● **BRIEF**
Beginning with the line that holds "2.02 | -0.44 |" in the data below, give again every line through the one that holds "0.00 | 0.00 |", exactly as written.

● **DATA EXTRACTS**
————

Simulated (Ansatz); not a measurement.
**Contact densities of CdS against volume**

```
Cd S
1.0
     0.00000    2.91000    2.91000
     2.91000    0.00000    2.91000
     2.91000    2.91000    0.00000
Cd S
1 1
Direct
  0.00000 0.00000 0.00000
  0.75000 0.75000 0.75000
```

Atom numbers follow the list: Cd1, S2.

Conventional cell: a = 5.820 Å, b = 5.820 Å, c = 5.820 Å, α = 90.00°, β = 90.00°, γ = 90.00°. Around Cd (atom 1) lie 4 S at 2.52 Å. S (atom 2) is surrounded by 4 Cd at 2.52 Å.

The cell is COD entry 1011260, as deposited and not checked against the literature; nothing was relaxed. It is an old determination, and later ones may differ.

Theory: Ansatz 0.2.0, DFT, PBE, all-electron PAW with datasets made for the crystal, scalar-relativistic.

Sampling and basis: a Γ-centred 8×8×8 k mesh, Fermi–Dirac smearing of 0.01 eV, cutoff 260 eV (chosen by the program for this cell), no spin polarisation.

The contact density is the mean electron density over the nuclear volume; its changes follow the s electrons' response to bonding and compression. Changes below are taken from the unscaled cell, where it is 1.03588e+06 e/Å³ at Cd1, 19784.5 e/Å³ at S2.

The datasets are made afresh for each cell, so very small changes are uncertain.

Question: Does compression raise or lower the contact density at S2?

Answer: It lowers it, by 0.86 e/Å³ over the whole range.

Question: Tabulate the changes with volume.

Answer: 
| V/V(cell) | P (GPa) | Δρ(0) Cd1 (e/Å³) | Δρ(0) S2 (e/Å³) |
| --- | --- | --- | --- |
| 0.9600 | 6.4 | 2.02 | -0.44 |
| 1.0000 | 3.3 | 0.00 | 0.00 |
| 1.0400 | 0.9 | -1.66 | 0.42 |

————

● **EXERCISE RESPONSE**
| 0.9600 | 6.4 | 2.02 | -0.44 |
| 1.0000 | 3.3 | 0.00 | 0.00 |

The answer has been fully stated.